> **WORK INSTRUCTION**
Each line from the start of the data below through the one containing "Run record: nudged-elastic-band" must be reproduced exactly.

====== SUPPLIED RECORDS ======
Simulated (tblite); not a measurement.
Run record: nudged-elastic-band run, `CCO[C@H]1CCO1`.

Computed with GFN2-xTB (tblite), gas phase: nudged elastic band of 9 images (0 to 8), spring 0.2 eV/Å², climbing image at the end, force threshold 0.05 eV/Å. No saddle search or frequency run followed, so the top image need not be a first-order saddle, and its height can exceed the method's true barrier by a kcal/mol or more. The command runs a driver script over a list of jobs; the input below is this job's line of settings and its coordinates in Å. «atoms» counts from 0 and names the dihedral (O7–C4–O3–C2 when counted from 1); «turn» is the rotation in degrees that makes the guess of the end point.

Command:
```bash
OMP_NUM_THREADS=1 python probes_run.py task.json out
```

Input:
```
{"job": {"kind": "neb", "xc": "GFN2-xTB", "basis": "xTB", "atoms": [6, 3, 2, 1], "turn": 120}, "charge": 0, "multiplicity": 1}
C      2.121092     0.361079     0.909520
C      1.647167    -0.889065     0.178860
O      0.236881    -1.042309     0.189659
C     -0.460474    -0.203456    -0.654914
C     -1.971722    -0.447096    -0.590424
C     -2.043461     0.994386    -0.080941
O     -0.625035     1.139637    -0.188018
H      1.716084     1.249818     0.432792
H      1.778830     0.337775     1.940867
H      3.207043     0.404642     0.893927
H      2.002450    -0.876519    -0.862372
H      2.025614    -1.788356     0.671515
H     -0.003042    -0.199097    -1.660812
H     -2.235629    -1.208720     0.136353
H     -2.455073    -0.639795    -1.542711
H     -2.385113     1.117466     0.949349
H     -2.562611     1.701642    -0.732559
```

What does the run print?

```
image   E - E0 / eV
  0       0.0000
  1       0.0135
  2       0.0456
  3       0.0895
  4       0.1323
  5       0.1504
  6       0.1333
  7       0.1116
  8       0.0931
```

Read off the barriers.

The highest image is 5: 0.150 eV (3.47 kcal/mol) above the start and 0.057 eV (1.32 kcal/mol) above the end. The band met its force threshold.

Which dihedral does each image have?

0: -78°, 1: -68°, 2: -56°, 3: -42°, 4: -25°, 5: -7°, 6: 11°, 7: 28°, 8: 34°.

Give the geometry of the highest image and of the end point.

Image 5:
======

> **EXERCISE SOLUTION**
Simulated (tblite); not a measurement.
Run record: nudged-elastic-band run, `CCO[C@H]1CCO1`.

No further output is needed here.